════
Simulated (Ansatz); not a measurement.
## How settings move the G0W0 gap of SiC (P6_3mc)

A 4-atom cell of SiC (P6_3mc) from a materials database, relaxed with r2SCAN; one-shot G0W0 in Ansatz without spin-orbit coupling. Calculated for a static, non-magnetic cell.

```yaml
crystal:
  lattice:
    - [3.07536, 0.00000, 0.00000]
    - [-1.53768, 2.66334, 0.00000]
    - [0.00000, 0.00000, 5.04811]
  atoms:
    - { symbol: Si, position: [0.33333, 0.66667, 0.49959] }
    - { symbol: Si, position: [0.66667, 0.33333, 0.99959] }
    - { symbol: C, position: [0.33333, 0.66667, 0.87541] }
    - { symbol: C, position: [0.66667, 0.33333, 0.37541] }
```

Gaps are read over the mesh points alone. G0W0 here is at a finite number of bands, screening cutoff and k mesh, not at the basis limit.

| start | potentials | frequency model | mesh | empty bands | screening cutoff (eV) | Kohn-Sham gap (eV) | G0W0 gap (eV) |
════

Would you repeat each line above exactly as it stands?

Simulated (Ansatz); not a measurement.
## How settings move the G0W0 gap of SiC (P6_3mc)

A 4-atom cell of SiC (P6_3mc) from a materials database, relaxed with r2SCAN; one-shot G0W0 in Ansatz without spin-orbit coupling. Calculated for a static, non-magnetic cell.

```yaml
crystal:
  lattice:
    - [3.07536, 0.00000, 0.00000]
    - [-1.53768, 2.66334, 0.00000]
    - [0.00000, 0.00000, 5.04811]
  atoms:
    - { symbol: Si, position: [0.33333, 0.66667, 0.49959] }
    - { symbol: Si, position: [0.66667, 0.33333, 0.99959] }
    - { symbol: C, position: [0.33333, 0.66667, 0.87541] }
    - { symbol: C, position: [0.66667, 0.33333, 0.37541] }
```

Gaps are read over the mesh points alone. G0W0 here is at a finite number of bands, screening cutoff and k mesh, not at the basis limit.

| start | potentials | frequency model | mesh | empty bands | screening cutoff (eV) | Kohn-Sham gap (eV) | G0W0 gap (eV) |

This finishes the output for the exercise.